* _Work item_
Line by line, write out the material exactly.

* _Records shown_
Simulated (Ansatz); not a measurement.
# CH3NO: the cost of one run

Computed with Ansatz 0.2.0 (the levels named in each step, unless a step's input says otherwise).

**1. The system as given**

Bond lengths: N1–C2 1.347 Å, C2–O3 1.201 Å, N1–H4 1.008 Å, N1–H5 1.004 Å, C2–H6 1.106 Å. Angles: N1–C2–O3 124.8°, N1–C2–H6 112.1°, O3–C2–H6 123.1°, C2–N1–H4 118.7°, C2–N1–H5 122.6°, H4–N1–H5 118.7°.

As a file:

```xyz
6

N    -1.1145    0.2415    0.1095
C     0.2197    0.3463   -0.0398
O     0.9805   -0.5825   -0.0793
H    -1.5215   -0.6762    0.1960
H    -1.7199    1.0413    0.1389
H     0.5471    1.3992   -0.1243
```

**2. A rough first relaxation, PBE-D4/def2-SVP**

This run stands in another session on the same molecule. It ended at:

* _Exercise output_
Simulated (Ansatz); not a measurement.
# CH3NO: the cost of one run

Computed with Ansatz 0.2.0 (the levels named in each step, unless a step's input says otherwise).

**1. The system as given**

Bond lengths: N1–C2 1.347 Å, C2–O3 1.201 Å, N1–H4 1.008 Å, N1–H5 1.004 Å, C2–H6 1.106 Å. Angles: N1–C2–O3 124.8°, N1–C2–H6 112.1°, O3–C2–H6 123.1°, C2–N1–H4 118.7°, C2–N1–H5 122.6°, H4–N1–H5 118.7°.

As a file:

```xyz
6

N    -1.1145    0.2415    0.1095
C     0.2197    0.3463   -0.0398
O     0.9805   -0.5825   -0.0793
H    -1.5215   -0.6762    0.1960
H    -1.7199    1.0413    0.1389
H     0.5471    1.3992   -0.1243
```

**2. A rough first relaxation, PBE-D4/def2-SVP**

This run stands in another session on the same molecule. It ended at:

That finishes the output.